» **Required action**
For the entries below, the expected answer is the line with "Computed with Ansatz", the line with "Predict the energy", and every line between them, exactly as written, and nothing more.

BEGIN

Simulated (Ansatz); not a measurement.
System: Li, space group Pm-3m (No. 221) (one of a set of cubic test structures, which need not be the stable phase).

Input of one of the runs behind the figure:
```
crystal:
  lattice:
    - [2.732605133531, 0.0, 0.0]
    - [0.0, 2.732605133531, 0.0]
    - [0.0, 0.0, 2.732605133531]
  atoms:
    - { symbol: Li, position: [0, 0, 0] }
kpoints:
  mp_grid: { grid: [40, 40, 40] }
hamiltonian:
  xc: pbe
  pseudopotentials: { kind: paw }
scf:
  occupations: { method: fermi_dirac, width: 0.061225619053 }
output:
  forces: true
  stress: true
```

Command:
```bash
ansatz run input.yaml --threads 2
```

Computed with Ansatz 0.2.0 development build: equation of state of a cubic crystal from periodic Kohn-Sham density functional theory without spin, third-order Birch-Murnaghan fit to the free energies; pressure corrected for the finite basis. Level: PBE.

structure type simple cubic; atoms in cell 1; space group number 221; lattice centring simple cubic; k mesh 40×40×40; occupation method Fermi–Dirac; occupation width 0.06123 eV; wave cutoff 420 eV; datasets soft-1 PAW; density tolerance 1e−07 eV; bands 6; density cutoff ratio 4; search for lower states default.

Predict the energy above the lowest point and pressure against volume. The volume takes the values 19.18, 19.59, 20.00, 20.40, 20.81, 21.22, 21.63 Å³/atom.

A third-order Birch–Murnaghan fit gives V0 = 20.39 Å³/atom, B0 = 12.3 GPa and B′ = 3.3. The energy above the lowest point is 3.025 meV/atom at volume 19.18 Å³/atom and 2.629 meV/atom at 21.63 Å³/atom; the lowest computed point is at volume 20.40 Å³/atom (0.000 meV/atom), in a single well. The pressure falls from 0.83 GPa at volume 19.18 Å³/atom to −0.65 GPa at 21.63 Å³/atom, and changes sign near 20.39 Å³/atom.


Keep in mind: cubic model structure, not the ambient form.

END

» **Result**
Computed with Ansatz 0.2.0 development build: equation of state of a cubic crystal from periodic Kohn-Sham density functional theory without spin, third-order Birch-Murnaghan fit to the free energies; pressure corrected for the finite basis. Level: PBE.

structure type simple cubic; atoms in cell 1; space group number 221; lattice centring simple cubic; k mesh 40×40×40; occupation method Fermi–Dirac; occupation width 0.06123 eV; wave cutoff 420 eV; datasets soft-1 PAW; density tolerance 1e−07 eV; bands 6; density cutoff ratio 4; search for lower states default.

Predict the energy above the lowest point and pressure against volume. The volume takes the values 19.18, 19.59, 20.00, 20.40, 20.81, 21.22, 21.63 Å³/atom.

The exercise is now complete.